ASSIGNMENT
Each record is to be given again without alteration.

EXTRACTED MATERIAL
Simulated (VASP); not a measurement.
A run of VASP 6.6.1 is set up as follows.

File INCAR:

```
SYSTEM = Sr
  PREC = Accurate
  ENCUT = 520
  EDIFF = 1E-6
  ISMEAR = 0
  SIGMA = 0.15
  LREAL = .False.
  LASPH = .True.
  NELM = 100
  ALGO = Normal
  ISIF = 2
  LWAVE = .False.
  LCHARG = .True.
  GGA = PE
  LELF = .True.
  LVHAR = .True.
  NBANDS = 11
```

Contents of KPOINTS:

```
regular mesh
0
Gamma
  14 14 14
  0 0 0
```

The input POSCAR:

EXERCISE RESPONSE
Simulated (VASP); not a measurement.
A run of VASP 6.6.1 is set up as follows.

File INCAR:

```
SYSTEM = Sr
  PREC = Accurate
  ENCUT = 520
  EDIFF = 1E-6
  ISMEAR = 0
  SIGMA = 0.15
  LREAL = .False.
  LASPH = .True.
  NELM = 100
  ALGO = Normal
  ISIF = 2
  LWAVE = .False.
  LCHARG = .True.
  GGA = PE
  LELF = .True.
  LVHAR = .True.
  NBANDS = 11
```

Contents of KPOINTS:

```
regular mesh
0
Gamma
  14 14 14
  0 0 0
```

The input POSCAR:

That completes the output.